---------- Given information

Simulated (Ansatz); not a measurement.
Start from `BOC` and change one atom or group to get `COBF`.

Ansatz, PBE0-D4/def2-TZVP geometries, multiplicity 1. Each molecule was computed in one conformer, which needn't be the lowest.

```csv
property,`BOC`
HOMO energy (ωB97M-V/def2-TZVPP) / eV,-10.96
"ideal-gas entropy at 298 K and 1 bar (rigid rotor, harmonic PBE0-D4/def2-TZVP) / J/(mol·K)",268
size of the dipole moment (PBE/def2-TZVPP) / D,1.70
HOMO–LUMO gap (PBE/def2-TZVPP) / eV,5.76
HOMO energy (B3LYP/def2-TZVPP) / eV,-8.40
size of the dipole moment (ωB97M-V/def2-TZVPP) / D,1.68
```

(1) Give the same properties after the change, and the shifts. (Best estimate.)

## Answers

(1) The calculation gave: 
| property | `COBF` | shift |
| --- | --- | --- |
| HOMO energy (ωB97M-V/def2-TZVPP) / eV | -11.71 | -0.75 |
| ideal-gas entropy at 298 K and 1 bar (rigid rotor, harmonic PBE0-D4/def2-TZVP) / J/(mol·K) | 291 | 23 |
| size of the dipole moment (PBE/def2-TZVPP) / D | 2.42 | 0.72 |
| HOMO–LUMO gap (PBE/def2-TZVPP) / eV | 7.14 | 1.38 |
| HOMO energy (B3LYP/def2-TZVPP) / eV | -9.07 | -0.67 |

--------------------

» Work instruction:
Start with the first line. Please copy exactly each line of the listing through the one with "J/(mol·K) | 291 | 23 |", including it.

» Answer section:
Simulated (Ansatz); not a measurement.
Start from `BOC` and change one atom or group to get `COBF`.

Ansatz, PBE0-D4/def2-TZVP geometries, multiplicity 1. Each molecule was computed in one conformer, which needn't be the lowest.

```csv
property,`BOC`
HOMO energy (ωB97M-V/def2-TZVPP) / eV,-10.96
"ideal-gas entropy at 298 K and 1 bar (rigid rotor, harmonic PBE0-D4/def2-TZVP) / J/(mol·K)",268
size of the dipole moment (PBE/def2-TZVPP) / D,1.70
HOMO–LUMO gap (PBE/def2-TZVPP) / eV,5.76
HOMO energy (B3LYP/def2-TZVPP) / eV,-8.40
size of the dipole moment (ωB97M-V/def2-TZVPP) / D,1.68
```

(1) Give the same properties after the change, and the shifts. (Best estimate.)

## Answers

(1) The calculation gave: 
| property | `COBF` | shift |
| --- | --- | --- |
| HOMO energy (ωB97M-V/def2-TZVPP) / eV | -11.71 | -0.75 |
| ideal-gas entropy at 298 K and 1 bar (rigid rotor, harmonic PBE0-D4/def2-TZVP) / J/(mol·K) | 291 | 23 |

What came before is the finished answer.